**Activity**:
Only the lines from the first line of the material below to the line containing "Task: What happens to the structure?", inclusive, should be copied, each exactly as written.

===

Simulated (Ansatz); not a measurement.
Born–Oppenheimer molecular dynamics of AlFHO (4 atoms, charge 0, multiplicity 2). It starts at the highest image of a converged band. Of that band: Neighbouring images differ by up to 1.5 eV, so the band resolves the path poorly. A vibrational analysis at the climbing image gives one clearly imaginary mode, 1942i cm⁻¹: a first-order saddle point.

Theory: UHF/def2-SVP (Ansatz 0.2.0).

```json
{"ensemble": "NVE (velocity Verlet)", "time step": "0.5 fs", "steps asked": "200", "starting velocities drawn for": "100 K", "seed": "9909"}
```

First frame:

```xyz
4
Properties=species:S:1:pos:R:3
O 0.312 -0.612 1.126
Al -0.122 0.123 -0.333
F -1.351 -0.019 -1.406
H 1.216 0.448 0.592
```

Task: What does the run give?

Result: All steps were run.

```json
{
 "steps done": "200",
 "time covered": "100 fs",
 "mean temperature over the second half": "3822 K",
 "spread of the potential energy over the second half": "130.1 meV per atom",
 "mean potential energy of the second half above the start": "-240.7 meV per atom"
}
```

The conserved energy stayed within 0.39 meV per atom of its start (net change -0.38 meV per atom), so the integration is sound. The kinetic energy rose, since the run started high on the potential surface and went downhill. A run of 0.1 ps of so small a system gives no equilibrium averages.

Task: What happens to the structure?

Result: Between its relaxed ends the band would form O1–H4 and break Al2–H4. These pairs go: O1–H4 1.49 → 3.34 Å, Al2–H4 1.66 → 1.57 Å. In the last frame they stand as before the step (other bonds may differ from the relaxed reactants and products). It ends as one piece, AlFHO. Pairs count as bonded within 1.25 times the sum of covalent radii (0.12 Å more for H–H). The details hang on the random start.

===

**Task solution**:
Simulated (Ansatz); not a measurement.
Born–Oppenheimer molecular dynamics of AlFHO (4 atoms, charge 0, multiplicity 2). It starts at the highest image of a converged band. Of that band: Neighbouring images differ by up to 1.5 eV, so the band resolves the path poorly. A vibrational analysis at the climbing image gives one clearly imaginary mode, 1942i cm⁻¹: a first-order saddle point.

Theory: UHF/def2-SVP (Ansatz 0.2.0).

```json
{"ensemble": "NVE (velocity Verlet)", "time step": "0.5 fs", "steps asked": "200", "starting velocities drawn for": "100 K", "seed": "9909"}
```

First frame:

```xyz
4
Properties=species:S:1:pos:R:3
O 0.312 -0.612 1.126
Al -0.122 0.123 -0.333
F -1.351 -0.019 -1.406
H 1.216 0.448 0.592
```

Task: What does the run give?

Result: All steps were run.

```json
{
 "steps done": "200",
 "time covered": "100 fs",
 "mean temperature over the second half": "3822 K",
 "spread of the potential energy over the second half": "130.1 meV per atom",
 "mean potential energy of the second half above the start": "-240.7 meV per atom"
}
```

The conserved energy stayed within 0.39 meV per atom of its start (net change -0.38 meV per atom), so the integration is sound. The kinetic energy rose, since the run started high on the potential surface and went downhill. A run of 0.1 ps of so small a system gives no equilibrium averages.

Task: What happens to the structure?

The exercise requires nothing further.